────

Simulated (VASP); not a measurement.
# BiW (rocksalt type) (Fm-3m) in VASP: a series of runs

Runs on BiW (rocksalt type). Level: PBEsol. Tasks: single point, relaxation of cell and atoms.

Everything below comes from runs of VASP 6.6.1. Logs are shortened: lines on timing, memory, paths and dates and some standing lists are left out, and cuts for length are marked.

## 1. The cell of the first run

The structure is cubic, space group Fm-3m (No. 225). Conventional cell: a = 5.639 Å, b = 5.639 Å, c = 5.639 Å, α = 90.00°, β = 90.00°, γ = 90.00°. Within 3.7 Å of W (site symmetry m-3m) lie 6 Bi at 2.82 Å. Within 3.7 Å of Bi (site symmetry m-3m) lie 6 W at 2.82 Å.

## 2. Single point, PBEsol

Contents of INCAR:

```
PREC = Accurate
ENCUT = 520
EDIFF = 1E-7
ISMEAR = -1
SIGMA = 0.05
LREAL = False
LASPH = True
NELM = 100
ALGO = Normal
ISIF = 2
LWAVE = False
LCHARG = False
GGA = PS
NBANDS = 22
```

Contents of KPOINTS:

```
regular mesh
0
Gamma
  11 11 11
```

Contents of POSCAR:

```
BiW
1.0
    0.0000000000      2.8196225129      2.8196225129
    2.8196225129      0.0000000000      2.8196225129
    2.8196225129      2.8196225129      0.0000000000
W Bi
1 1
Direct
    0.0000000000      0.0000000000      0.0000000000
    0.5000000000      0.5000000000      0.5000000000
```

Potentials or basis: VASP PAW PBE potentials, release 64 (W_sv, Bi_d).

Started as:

────

Of the lines above, output exactly those from the line bearing "The structure is" through the line bearing "Potentials or basis: VASP", inclusive.

• [RESPONSE]:
The structure is cubic, space group Fm-3m (No. 225). Conventional cell: a = 5.639 Å, b = 5.639 Å, c = 5.639 Å, α = 90.00°, β = 90.00°, γ = 90.00°. Within 3.7 Å of W (site symmetry m-3m) lie 6 Bi at 2.82 Å. Within 3.7 Å of Bi (site symmetry m-3m) lie 6 W at 2.82 Å.

## 2. Single point, PBEsol

Contents of INCAR:

```
PREC = Accurate
ENCUT = 520
EDIFF = 1E-7
ISMEAR = -1
SIGMA = 0.05
LREAL = False
LASPH = True
NELM = 100
ALGO = Normal
ISIF = 2
LWAVE = False
LCHARG = False
GGA = PS
NBANDS = 22
```

Contents of KPOINTS:

```
regular mesh
0
Gamma
  11 11 11
```

Contents of POSCAR:

```
BiW
1.0
    0.0000000000      2.8196225129      2.8196225129
    2.8196225129      0.0000000000      2.8196225129
    2.8196225129      2.8196225129      0.0000000000
W Bi
1 1
Direct
    0.0000000000      0.0000000000      0.0000000000
    0.5000000000      0.5000000000      0.5000000000
```

Potentials or basis: VASP PAW PBE potentials, release 64 (W_sv, Bi_d).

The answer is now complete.